- ASSIGNED TASK -
Every entry below, from first to last, should be copied exactly.

- DATASET ENTRIES -
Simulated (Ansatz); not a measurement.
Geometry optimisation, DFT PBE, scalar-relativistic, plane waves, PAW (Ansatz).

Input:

- WRITTEN RESPONSE -
Simulated (Ansatz); not a measurement.
Geometry optimisation, DFT PBE, scalar-relativistic, plane waves, PAW (Ansatz).

Input:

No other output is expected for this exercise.